Where the line with "2. The two T1" appears below, start writing out lines exactly, and finish with the line with "4. Bands: 3T2", which is included; write out nothing else.

+--

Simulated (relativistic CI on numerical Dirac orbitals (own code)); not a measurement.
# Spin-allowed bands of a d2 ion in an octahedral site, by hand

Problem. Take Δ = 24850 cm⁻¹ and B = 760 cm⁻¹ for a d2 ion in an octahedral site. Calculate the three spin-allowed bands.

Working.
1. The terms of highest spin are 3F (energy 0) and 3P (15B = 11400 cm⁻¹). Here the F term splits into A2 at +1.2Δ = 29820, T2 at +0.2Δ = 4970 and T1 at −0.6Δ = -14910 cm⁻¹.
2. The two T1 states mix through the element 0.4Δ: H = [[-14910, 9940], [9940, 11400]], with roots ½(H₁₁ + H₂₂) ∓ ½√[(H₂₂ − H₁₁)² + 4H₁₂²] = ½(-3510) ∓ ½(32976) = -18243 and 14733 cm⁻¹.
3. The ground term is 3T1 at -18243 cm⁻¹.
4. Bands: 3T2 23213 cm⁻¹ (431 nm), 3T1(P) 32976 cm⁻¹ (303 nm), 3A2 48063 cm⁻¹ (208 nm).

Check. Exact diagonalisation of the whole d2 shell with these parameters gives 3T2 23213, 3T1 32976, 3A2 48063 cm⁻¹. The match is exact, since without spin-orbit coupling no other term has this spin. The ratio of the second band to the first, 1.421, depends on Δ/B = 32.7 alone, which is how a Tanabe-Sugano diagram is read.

+--

▸ WRITTEN ANSWER
2. The two T1 states mix through the element 0.4Δ: H = [[-14910, 9940], [9940, 11400]], with roots ½(H₁₁ + H₂₂) ∓ ½√[(H₂₂ − H₁₁)² + 4H₁₂²] = ½(-3510) ∓ ½(32976) = -18243 and 14733 cm⁻¹.
3. The ground term is 3T1 at -18243 cm⁻¹.
4. Bands: 3T2 23213 cm⁻¹ (431 nm), 3T1(P) 32976 cm⁻¹ (303 nm), 3A2 48063 cm⁻¹ (208 nm).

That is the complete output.